╭─ Data to examine
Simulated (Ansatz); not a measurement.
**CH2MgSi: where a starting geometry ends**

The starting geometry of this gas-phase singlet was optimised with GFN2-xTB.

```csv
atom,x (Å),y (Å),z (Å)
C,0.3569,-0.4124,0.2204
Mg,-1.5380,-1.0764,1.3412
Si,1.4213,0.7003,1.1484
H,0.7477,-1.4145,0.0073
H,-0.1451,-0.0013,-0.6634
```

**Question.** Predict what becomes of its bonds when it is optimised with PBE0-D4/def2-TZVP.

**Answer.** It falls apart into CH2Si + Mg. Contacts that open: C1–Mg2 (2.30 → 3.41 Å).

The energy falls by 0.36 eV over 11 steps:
╰─

- [Task item]: Give the listing again in full, and make every line match exactly.

- [Task solution]:
Simulated (Ansatz); not a measurement.
**CH2MgSi: where a starting geometry ends**

The starting geometry of this gas-phase singlet was optimised with GFN2-xTB.

```csv
atom,x (Å),y (Å),z (Å)
C,0.3569,-0.4124,0.2204
Mg,-1.5380,-1.0764,1.3412
Si,1.4213,0.7003,1.1484
H,0.7477,-1.4145,0.0073
H,-0.1451,-0.0013,-0.6634
```

**Question.** Predict what becomes of its bonds when it is optimised with PBE0-D4/def2-TZVP.

**Answer.** It falls apart into CH2Si + Mg. Contacts that open: C1–Mg2 (2.30 → 3.41 Å).

The energy falls by 0.36 eV over 11 steps:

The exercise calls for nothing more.